Please output, without any change, the lines of the material below from the very first through the one with "The 4f electrons".

BEGIN EXCERPTED DATA

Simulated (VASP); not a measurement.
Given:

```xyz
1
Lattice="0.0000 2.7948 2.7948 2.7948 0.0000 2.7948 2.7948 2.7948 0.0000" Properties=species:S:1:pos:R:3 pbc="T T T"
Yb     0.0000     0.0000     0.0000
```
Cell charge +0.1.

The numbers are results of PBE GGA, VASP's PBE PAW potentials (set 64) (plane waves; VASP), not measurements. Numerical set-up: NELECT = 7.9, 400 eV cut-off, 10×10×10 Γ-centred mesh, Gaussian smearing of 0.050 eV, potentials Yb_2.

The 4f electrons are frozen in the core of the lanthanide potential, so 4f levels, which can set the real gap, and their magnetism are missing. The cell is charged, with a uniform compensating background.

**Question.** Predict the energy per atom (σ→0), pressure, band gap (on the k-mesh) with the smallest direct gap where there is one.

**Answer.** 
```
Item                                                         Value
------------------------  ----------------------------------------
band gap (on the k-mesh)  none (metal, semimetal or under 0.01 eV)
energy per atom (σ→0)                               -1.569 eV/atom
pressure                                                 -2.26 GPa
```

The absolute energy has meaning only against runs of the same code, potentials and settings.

END EXCERPTED DATA

TASK ANSWER:
Simulated (VASP); not a measurement.
Given:

```xyz
1
Lattice="0.0000 2.7948 2.7948 2.7948 0.0000 2.7948 2.7948 2.7948 0.0000" Properties=species:S:1:pos:R:3 pbc="T T T"
Yb     0.0000     0.0000     0.0000
```
Cell charge +0.1.

The numbers are results of PBE GGA, VASP's PBE PAW potentials (set 64) (plane waves; VASP), not measurements. Numerical set-up: NELECT = 7.9, 400 eV cut-off, 10×10×10 Γ-centred mesh, Gaussian smearing of 0.050 eV, potentials Yb_2.

The 4f electrons are frozen in the core of the lanthanide potential, so 4f levels, which can set the real gap, and their magnetism are missing. The cell is charged, with a uniform compensating background.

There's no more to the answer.